◆ Exercise
Transcribe the listing word for word. Begin at its first line and end with the line containing "## Step 1: The starting structure".

◆ Supplied information
- Opening Delimiter -

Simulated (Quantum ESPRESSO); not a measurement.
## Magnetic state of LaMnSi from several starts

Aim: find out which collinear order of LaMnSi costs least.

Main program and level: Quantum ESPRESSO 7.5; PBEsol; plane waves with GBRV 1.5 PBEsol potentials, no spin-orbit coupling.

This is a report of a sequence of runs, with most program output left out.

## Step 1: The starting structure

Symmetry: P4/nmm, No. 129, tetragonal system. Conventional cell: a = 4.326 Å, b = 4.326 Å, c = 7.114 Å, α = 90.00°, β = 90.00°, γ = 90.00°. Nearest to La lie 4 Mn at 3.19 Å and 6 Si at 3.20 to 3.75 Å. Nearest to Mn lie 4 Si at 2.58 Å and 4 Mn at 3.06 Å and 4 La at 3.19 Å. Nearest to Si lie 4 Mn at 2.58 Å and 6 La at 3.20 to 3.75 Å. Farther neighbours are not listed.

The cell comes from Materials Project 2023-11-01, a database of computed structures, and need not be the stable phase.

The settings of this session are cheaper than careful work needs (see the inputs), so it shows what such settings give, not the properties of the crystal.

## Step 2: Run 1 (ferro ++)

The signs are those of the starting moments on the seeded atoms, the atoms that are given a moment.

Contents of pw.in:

- Closing Delimiter -

◆ Task response
Simulated (Quantum ESPRESSO); not a measurement.
## Magnetic state of LaMnSi from several starts

Aim: find out which collinear order of LaMnSi costs least.

Main program and level: Quantum ESPRESSO 7.5; PBEsol; plane waves with GBRV 1.5 PBEsol potentials, no spin-orbit coupling.

This is a report of a sequence of runs, with most program output left out.

## Step 1: The starting structure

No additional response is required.